Task item: Write out, from the entries below, exactly the lines that run between the lines holding "and 1.24 MPa." and "- 280.2 K and", inclusive, and stop there.

Records supplied:
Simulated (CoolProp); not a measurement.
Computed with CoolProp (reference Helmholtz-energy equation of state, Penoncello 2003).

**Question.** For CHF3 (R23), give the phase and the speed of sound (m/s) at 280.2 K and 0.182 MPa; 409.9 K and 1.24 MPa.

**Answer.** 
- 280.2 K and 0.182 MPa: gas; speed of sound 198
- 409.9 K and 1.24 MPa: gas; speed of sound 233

Task answer:
**Question.** For CHF3 (R23), give the phase and the speed of sound (m/s) at 280.2 K and 0.182 MPa; 409.9 K and 1.24 MPa.

**Answer.** 
- 280.2 K and 0.182 MPa: gas; speed of sound 198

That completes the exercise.